#### [Study material]
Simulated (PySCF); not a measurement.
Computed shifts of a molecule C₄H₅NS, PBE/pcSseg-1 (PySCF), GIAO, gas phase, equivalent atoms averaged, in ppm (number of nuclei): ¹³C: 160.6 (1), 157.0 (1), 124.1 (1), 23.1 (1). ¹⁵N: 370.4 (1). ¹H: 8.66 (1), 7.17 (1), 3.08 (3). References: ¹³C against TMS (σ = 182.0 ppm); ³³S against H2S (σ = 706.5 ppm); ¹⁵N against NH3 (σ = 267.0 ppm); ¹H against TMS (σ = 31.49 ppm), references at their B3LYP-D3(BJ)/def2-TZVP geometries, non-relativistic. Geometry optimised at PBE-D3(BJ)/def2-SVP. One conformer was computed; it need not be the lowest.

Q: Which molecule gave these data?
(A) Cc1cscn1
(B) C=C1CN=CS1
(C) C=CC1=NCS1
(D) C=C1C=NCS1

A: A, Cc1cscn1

#### [Requirement]
Reproduce exactly the stretch of the material above that starts at the line with "(C) C=CC1=NCS1" and ends at the line with "(D) C=C1C=NCS1", both included, and nothing else.

#### [Reply]
(C) C=CC1=NCS1
(D) C=C1C=NCS1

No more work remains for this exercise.